Recorded data:
=======
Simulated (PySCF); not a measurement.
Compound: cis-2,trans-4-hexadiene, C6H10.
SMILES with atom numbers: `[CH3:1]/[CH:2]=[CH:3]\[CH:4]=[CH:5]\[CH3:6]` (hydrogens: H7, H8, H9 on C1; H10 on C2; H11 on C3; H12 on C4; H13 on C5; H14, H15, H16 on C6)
=======

Brief:
Repeat each of the entries exactly.

Expected answer:
Simulated (PySCF); not a measurement.
Compound: cis-2,trans-4-hexadiene, C6H10.
SMILES with atom numbers: `[CH3:1]/[CH:2]=[CH:3]\[CH:4]=[CH:5]\[CH3:6]` (hydrogens: H7, H8, H9 on C1; H10 on C2; H11 on C3; H12 on C4; H13 on C5; H14, H15, H16 on C6)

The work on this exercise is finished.